Each record is to be printed again precisely as it reads.

=== Section Start ===
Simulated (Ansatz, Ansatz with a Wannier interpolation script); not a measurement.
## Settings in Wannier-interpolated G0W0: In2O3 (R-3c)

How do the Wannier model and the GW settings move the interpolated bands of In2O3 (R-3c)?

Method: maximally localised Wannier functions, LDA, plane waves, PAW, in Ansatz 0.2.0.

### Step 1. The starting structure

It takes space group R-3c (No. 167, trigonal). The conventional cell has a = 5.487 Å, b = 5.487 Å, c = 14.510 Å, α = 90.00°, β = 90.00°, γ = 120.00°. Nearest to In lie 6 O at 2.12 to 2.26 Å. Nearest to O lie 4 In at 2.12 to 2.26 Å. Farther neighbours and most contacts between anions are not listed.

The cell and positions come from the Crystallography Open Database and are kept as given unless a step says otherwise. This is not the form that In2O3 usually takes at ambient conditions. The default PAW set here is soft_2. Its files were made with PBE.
=== Section End ===

Task result
Simulated (Ansatz, Ansatz with a Wannier interpolation script); not a measurement.
## Settings in Wannier-interpolated G0W0: In2O3 (R-3c)

How do the Wannier model and the GW settings move the interpolated bands of In2O3 (R-3c)?

Method: maximally localised Wannier functions, LDA, plane waves, PAW, in Ansatz 0.2.0.

### Step 1. The starting structure

It takes space group R-3c (No. 167, trigonal). The conventional cell has a = 5.487 Å, b = 5.487 Å, c = 14.510 Å, α = 90.00°, β = 90.00°, γ = 120.00°. Nearest to In lie 6 O at 2.12 to 2.26 Å. Nearest to O lie 4 In at 2.12 to 2.26 Å. Farther neighbours and most contacts between anions are not listed.

The cell and positions come from the Crystallography Open Database and are kept as given unless a step says otherwise. This is not the form that In2O3 usually takes at ambient conditions. The default PAW set here is soft_2. Its files were made with PBE.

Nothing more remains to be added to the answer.